→ Work task
The listing below is to be reproduced in full, exactly as given.

→ Information shown
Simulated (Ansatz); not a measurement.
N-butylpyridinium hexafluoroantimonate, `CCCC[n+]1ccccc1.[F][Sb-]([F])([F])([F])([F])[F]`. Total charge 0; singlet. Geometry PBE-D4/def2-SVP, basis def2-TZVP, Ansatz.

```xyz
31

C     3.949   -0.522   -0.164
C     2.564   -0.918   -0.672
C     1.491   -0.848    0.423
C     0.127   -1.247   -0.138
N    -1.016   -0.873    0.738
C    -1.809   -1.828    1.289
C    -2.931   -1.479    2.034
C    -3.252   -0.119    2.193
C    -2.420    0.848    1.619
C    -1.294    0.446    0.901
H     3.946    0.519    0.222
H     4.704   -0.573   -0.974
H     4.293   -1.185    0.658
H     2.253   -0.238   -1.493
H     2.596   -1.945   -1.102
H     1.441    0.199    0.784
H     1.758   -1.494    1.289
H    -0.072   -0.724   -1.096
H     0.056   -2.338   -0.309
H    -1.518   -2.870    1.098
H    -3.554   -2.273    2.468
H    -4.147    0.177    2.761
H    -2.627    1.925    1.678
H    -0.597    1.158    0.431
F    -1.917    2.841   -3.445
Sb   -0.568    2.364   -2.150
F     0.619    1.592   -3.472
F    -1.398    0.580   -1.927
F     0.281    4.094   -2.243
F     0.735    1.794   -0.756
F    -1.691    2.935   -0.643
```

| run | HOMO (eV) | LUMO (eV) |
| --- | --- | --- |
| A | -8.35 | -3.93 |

→ Result
Simulated (Ansatz); not a measurement.
N-butylpyridinium hexafluoroantimonate, `CCCC[n+]1ccccc1.[F][Sb-]([F])([F])([F])([F])[F]`. Total charge 0; singlet. Geometry PBE-D4/def2-SVP, basis def2-TZVP, Ansatz.

```xyz
31

C     3.949   -0.522   -0.164
C     2.564   -0.918   -0.672
C     1.491   -0.848    0.423
C     0.127   -1.247   -0.138
N    -1.016   -0.873    0.738
C    -1.809   -1.828    1.289
C    -2.931   -1.479    2.034
C    -3.252   -0.119    2.193
C    -2.420    0.848    1.619
C    -1.294    0.446    0.901
H     3.946    0.519    0.222
H     4.704   -0.573   -0.974
H     4.293   -1.185    0.658
H     2.253   -0.238   -1.493
H     2.596   -1.945   -1.102
H     1.441    0.199    0.784
H     1.758   -1.494    1.289
H    -0.072   -0.724   -1.096
H     0.056   -2.338   -0.309
H    -1.518   -2.870    1.098
H    -3.554   -2.273    2.468
H    -4.147    0.177    2.761
H    -2.627    1.925    1.678
H    -0.597    1.158    0.431
F    -1.917    2.841   -3.445
Sb   -0.568    2.364   -2.150
F     0.619    1.592   -3.472
F    -1.398    0.580   -1.927
F     0.281    4.094   -2.243
F     0.735    1.794   -0.756
F    -1.691    2.935   -0.643
```

| run | HOMO (eV) | LUMO (eV) |
| --- | --- | --- |
| A | -8.35 | -3.93 |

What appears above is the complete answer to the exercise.